Raw data ->
········
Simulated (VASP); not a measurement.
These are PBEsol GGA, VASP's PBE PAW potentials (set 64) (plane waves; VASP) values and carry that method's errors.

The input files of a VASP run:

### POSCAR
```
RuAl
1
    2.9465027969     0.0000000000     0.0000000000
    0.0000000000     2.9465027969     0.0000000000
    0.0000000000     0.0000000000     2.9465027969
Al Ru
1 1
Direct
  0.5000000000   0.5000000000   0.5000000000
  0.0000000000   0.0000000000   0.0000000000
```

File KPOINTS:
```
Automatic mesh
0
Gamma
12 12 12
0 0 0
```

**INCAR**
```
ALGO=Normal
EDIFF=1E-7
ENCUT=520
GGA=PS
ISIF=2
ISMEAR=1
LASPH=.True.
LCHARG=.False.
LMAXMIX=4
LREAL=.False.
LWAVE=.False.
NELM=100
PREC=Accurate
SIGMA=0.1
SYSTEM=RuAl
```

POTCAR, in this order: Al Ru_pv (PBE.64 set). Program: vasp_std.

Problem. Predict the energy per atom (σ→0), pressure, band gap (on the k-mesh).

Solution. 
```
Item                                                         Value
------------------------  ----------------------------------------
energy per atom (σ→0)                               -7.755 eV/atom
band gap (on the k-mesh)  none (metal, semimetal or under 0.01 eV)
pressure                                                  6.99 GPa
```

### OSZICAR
········

Please take the whole listing and write it out exactly.

Simulated (VASP); not a measurement.
These are PBEsol GGA, VASP's PBE PAW potentials (set 64) (plane waves; VASP) values and carry that method's errors.

The input files of a VASP run:

### POSCAR
```
RuAl
1
    2.9465027969     0.0000000000     0.0000000000
    0.0000000000     2.9465027969     0.0000000000
    0.0000000000     0.0000000000     2.9465027969
Al Ru
1 1
Direct
  0.5000000000   0.5000000000   0.5000000000
  0.0000000000   0.0000000000   0.0000000000
```

File KPOINTS:
```
Automatic mesh
0
Gamma
12 12 12
0 0 0
```

**INCAR**
```
ALGO=Normal
EDIFF=1E-7
ENCUT=520
GGA=PS
ISIF=2
ISMEAR=1
LASPH=.True.
LCHARG=.False.
LMAXMIX=4
LREAL=.False.
LWAVE=.False.
NELM=100
PREC=Accurate
SIGMA=0.1
SYSTEM=RuAl
```

POTCAR, in this order: Al Ru_pv (PBE.64 set). Program: vasp_std.

Problem. Predict the energy per atom (σ→0), pressure, band gap (on the k-mesh).

Solution. 
```
Item                                                         Value
------------------------  ----------------------------------------
energy per atom (σ→0)                               -7.755 eV/atom
band gap (on the k-mesh)  none (metal, semimetal or under 0.01 eV)
pressure                                                  6.99 GPa
```

### OSZICAR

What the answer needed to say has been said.